* ACTIVITY
Copy the data exactly, line for line.

———
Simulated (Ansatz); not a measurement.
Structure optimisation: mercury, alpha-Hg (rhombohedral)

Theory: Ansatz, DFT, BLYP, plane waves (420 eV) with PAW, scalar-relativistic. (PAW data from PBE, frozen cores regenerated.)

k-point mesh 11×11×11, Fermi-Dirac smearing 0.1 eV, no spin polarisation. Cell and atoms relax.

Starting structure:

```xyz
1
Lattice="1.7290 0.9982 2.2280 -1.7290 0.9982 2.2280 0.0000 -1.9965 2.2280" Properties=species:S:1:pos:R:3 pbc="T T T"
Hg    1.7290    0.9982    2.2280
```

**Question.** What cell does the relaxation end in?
———

* WRITTEN RESPONSE
Simulated (Ansatz); not a measurement.
Structure optimisation: mercury, alpha-Hg (rhombohedral)

Theory: Ansatz, DFT, BLYP, plane waves (420 eV) with PAW, scalar-relativistic. (PAW data from PBE, frozen cores regenerated.)

k-point mesh 11×11×11, Fermi-Dirac smearing 0.1 eV, no spin polarisation. Cell and atoms relax.

Starting structure:

```xyz
1
Lattice="1.7290 0.9982 2.2280 -1.7290 0.9982 2.2280 0.0000 -1.9965 2.2280" Properties=species:S:1:pos:R:3 pbc="T T T"
Hg    1.7290    0.9982    2.2280
```

**Question.** What cell does the relaxation end in?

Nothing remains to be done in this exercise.